REQUIREMENT =>
Could you restate word for word every line of the records below, from the first one to the one holding "It takes space"?

LISTED ENTRIES =>
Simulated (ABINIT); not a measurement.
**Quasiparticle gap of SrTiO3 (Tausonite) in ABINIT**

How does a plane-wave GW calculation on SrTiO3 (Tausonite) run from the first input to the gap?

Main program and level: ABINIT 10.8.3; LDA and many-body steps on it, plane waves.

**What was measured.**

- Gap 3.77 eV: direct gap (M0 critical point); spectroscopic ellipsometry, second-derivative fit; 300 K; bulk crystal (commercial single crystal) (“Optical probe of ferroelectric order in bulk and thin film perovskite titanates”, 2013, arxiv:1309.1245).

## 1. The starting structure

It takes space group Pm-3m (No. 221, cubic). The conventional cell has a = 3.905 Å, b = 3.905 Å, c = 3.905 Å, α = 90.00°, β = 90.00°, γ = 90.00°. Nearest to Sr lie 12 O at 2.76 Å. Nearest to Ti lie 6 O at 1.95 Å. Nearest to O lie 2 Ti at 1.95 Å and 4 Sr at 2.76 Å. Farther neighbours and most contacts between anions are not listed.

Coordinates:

ANSWER SPACE =>
Simulated (ABINIT); not a measurement.
**Quasiparticle gap of SrTiO3 (Tausonite) in ABINIT**

How does a plane-wave GW calculation on SrTiO3 (Tausonite) run from the first input to the gap?

Main program and level: ABINIT 10.8.3; LDA and many-body steps on it, plane waves.

**What was measured.**

- Gap 3.77 eV: direct gap (M0 critical point); spectroscopic ellipsometry, second-derivative fit; 300 K; bulk crystal (commercial single crystal) (“Optical probe of ferroelectric order in bulk and thin film perovskite titanates”, 2013, arxiv:1309.1245).

## 1. The starting structure

It takes space group Pm-3m (No. 221, cubic). The conventional cell has a = 3.905 Å, b = 3.905 Å, c = 3.905 Å, α = 90.00°, β = 90.00°, γ = 90.00°. Nearest to Sr lie 12 O at 2.76 Å. Nearest to Ti lie 6 O at 1.95 Å. Nearest to O lie 2 Ti at 1.95 Å and 4 Sr at 2.76 Å. Farther neighbours and most contacts between anions are not listed.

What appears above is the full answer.